## WORK INSTRUCTION:
All entries must be returned precisely as they appear.

## RECORDS SHOWN:
------------------------
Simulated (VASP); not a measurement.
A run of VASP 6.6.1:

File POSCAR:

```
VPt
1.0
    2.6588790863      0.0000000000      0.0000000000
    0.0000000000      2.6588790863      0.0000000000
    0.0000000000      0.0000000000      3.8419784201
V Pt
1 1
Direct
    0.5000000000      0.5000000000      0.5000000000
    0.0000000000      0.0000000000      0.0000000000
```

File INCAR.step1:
------------------------

## TASK RESPONSE:
Simulated (VASP); not a measurement.
A run of VASP 6.6.1:

File POSCAR:

```
VPt
1.0
    2.6588790863      0.0000000000      0.0000000000
    0.0000000000      2.6588790863      0.0000000000
    0.0000000000      0.0000000000      3.8419784201
V Pt
1 1
Direct
    0.5000000000      0.5000000000      0.5000000000
    0.0000000000      0.0000000000      0.0000000000
```

File INCAR.step1:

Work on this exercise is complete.